◆ Action item ◆
Copy out the first line of the listing and every line after it, exactly, until you have copied the line containing "0.130 eV/Å |".

+++++

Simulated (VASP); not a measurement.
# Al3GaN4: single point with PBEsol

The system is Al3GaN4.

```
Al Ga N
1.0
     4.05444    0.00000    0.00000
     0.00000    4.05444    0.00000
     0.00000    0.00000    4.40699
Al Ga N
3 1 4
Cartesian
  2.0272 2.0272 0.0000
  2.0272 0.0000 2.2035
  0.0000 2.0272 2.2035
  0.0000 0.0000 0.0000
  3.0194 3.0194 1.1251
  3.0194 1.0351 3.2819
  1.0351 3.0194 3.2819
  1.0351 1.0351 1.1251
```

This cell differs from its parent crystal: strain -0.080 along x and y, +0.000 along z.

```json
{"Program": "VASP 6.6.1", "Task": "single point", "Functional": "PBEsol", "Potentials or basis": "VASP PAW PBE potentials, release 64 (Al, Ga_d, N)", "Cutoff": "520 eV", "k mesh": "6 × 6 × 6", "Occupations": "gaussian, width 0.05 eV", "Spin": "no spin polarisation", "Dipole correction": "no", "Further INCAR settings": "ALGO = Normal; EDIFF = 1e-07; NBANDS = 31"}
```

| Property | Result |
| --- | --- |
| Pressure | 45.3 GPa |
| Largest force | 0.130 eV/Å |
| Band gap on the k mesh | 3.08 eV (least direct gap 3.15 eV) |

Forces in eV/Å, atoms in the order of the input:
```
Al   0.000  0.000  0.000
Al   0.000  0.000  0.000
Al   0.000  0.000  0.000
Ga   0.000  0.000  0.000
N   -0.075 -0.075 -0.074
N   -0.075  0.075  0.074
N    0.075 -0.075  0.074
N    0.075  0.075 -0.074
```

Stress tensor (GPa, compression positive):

+++++

◆ Answer space ◆
Simulated (VASP); not a measurement.
# Al3GaN4: single point with PBEsol

The system is Al3GaN4.

```
Al Ga N
1.0
     4.05444    0.00000    0.00000
     0.00000    4.05444    0.00000
     0.00000    0.00000    4.40699
Al Ga N
3 1 4
Cartesian
  2.0272 2.0272 0.0000
  2.0272 0.0000 2.2035
  0.0000 2.0272 2.2035
  0.0000 0.0000 0.0000
  3.0194 3.0194 1.1251
  3.0194 1.0351 3.2819
  1.0351 3.0194 3.2819
  1.0351 1.0351 1.1251
```

This cell differs from its parent crystal: strain -0.080 along x and y, +0.000 along z.

```json
{"Program": "VASP 6.6.1", "Task": "single point", "Functional": "PBEsol", "Potentials or basis": "VASP PAW PBE potentials, release 64 (Al, Ga_d, N)", "Cutoff": "520 eV", "k mesh": "6 × 6 × 6", "Occupations": "gaussian, width 0.05 eV", "Spin": "no spin polarisation", "Dipole correction": "no", "Further INCAR settings": "ALGO = Normal; EDIFF = 1e-07; NBANDS = 31"}
```

| Property | Result |
| --- | --- |
| Pressure | 45.3 GPa |
| Largest force | 0.130 eV/Å |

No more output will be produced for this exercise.